[Dataset extract Boundary: Start]

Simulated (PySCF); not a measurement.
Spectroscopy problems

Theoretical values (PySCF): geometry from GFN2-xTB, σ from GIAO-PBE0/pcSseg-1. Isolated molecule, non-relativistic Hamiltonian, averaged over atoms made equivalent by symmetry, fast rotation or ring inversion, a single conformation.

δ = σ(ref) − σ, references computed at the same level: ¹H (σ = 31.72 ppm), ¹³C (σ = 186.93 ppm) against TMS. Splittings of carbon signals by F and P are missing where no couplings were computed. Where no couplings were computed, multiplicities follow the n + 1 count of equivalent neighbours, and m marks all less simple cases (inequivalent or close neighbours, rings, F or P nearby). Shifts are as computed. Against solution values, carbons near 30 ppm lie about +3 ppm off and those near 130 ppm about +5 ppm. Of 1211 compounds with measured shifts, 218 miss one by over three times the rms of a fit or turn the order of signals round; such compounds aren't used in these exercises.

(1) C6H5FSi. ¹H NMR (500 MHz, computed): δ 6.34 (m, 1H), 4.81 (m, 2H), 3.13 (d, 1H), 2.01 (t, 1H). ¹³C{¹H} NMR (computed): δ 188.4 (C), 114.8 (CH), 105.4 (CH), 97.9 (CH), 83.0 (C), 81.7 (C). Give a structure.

[Dataset extract Boundary: End]

Task item :: All the entries are to be reproduced verbatim.

Expected answer ::
Simulated (PySCF); not a measurement.
Spectroscopy problems

Theoretical values (PySCF): geometry from GFN2-xTB, σ from GIAO-PBE0/pcSseg-1. Isolated molecule, non-relativistic Hamiltonian, averaged over atoms made equivalent by symmetry, fast rotation or ring inversion, a single conformation.

δ = σ(ref) − σ, references computed at the same level: ¹H (σ = 31.72 ppm), ¹³C (σ = 186.93 ppm) against TMS. Splittings of carbon signals by F and P are missing where no couplings were computed. Where no couplings were computed, multiplicities follow the n + 1 count of equivalent neighbours, and m marks all less simple cases (inequivalent or close neighbours, rings, F or P nearby). Shifts are as computed. Against solution values, carbons near 30 ppm lie about +3 ppm off and those near 130 ppm about +5 ppm. Of 1211 compounds with measured shifts, 218 miss one by over three times the rms of a fit or turn the order of signals round; such compounds aren't used in these exercises.

(1) C6H5FSi. ¹H NMR (500 MHz, computed): δ 6.34 (m, 1H), 4.81 (m, 2H), 3.13 (d, 1H), 2.01 (t, 1H). ¹³C{¹H} NMR (computed): δ 188.4 (C), 114.8 (CH), 105.4 (CH), 97.9 (CH), 83.0 (C), 81.7 (C). Give a structure.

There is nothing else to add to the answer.